*DATA FOR ANALYSIS:*
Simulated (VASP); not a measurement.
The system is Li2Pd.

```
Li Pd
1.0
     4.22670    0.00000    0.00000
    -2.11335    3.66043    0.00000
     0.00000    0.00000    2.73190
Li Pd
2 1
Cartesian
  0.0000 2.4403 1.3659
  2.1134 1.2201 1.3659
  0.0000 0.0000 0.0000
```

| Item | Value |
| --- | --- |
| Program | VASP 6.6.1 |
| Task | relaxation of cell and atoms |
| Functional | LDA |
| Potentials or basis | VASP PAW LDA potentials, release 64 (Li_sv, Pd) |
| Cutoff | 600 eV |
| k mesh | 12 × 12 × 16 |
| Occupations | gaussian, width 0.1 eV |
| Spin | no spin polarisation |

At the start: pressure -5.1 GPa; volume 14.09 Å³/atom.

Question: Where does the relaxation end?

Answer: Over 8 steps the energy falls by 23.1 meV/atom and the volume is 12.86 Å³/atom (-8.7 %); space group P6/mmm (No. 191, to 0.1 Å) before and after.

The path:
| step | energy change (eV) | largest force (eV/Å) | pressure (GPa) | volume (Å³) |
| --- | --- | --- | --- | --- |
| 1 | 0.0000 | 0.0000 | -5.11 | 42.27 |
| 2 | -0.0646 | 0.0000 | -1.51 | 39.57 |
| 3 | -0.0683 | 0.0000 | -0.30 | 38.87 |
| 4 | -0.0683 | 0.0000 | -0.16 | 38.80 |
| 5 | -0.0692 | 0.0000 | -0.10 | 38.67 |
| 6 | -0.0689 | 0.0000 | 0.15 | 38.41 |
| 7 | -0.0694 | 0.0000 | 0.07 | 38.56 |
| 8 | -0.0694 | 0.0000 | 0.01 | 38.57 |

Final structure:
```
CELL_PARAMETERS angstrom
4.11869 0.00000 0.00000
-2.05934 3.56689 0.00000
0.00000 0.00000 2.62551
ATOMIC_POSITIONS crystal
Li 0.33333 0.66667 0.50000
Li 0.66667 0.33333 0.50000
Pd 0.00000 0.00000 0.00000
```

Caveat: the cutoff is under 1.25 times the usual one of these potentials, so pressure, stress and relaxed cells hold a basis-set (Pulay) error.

*EXERCISE:* Look through the entries above and quote exactly the lines from the line with "(Li_sv, Pd) |" to the line with "-5.11 | 42.27 |", counting both of those lines.

*EXERCISE SOLUTION:*
| Potentials or basis | VASP PAW LDA potentials, release 64 (Li_sv, Pd) |
| Cutoff | 600 eV |
| k mesh | 12 × 12 × 16 |
| Occupations | gaussian, width 0.1 eV |
| Spin | no spin polarisation |

At the start: pressure -5.1 GPa; volume 14.09 Å³/atom.

Question: Where does the relaxation end?

Answer: Over 8 steps the energy falls by 23.1 meV/atom and the volume is 12.86 Å³/atom (-8.7 %); space group P6/mmm (No. 191, to 0.1 Å) before and after.

The path:
| step | energy change (eV) | largest force (eV/Å) | pressure (GPa) | volume (Å³) |
| --- | --- | --- | --- | --- |
| 1 | 0.0000 | 0.0000 | -5.11 | 42.27 |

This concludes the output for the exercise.